+++ PROVIDED MATERIAL +++

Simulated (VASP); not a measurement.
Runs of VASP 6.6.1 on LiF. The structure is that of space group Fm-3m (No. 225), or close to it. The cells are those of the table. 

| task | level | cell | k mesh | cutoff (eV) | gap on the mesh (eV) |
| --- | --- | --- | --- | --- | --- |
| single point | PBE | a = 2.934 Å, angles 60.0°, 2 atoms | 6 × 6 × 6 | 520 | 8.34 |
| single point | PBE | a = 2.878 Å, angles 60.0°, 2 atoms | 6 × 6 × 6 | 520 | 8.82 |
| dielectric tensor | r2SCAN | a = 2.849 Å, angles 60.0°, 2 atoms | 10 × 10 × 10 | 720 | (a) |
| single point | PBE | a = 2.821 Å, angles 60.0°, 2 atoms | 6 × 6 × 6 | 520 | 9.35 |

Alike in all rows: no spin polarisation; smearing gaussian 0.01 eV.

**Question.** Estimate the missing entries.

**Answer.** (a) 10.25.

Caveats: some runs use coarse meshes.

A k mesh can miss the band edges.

+++

TASK ITEM - Lines from the top of the data above through the line with "Caveats: some runs use coarse meshes.", both ends included: copy them exactly, nothing more.

EXERCISE RESPONSE -
Simulated (VASP); not a measurement.
Runs of VASP 6.6.1 on LiF. The structure is that of space group Fm-3m (No. 225), or close to it. The cells are those of the table. 

| task | level | cell | k mesh | cutoff (eV) | gap on the mesh (eV) |
| --- | --- | --- | --- | --- | --- |
| single point | PBE | a = 2.934 Å, angles 60.0°, 2 atoms | 6 × 6 × 6 | 520 | 8.34 |
| single point | PBE | a = 2.878 Å, angles 60.0°, 2 atoms | 6 × 6 × 6 | 520 | 8.82 |
| dielectric tensor | r2SCAN | a = 2.849 Å, angles 60.0°, 2 atoms | 10 × 10 × 10 | 720 | (a) |
| single point | PBE | a = 2.821 Å, angles 60.0°, 2 atoms | 6 × 6 × 6 | 520 | 9.35 |

Alike in all rows: no spin polarisation; smearing gaussian 0.01 eV.

**Question.** Estimate the missing entries.

**Answer.** (a) 10.25.

Caveats: some runs use coarse meshes.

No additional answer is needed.